• EXERCISE DATA
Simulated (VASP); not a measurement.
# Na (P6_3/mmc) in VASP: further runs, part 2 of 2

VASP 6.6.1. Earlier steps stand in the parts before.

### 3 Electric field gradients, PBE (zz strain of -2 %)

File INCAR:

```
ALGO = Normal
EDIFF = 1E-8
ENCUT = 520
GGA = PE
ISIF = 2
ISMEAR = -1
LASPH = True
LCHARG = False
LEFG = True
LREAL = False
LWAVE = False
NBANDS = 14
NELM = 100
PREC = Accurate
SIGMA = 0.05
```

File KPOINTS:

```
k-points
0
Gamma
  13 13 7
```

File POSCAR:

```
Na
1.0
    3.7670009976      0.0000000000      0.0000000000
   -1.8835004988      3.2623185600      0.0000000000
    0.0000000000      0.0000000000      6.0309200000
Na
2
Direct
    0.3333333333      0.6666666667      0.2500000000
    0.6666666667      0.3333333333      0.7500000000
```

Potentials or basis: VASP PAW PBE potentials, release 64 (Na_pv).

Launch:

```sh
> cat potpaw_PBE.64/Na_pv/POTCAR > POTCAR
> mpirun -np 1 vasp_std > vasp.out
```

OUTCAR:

• BRIEF
Repeat only the lines above, from the first line of the entries through the line that contains "Potentials or basis: VASP", including both ends.

• TASK RESULT
Simulated (VASP); not a measurement.
# Na (P6_3/mmc) in VASP: further runs, part 2 of 2

VASP 6.6.1. Earlier steps stand in the parts before.

### 3 Electric field gradients, PBE (zz strain of -2 %)

File INCAR:

```
ALGO = Normal
EDIFF = 1E-8
ENCUT = 520
GGA = PE
ISIF = 2
ISMEAR = -1
LASPH = True
LCHARG = False
LEFG = True
LREAL = False
LWAVE = False
NBANDS = 14
NELM = 100
PREC = Accurate
SIGMA = 0.05
```

File KPOINTS:

```
k-points
0
Gamma
  13 13 7
```

File POSCAR:

```
Na
1.0
    3.7670009976      0.0000000000      0.0000000000
   -1.8835004988      3.2623185600      0.0000000000
    0.0000000000      0.0000000000      6.0309200000
Na
2
Direct
    0.3333333333      0.6666666667      0.2500000000
    0.6666666667      0.3333333333      0.7500000000
```

Potentials or basis: VASP PAW PBE potentials, release 64 (Na_pv).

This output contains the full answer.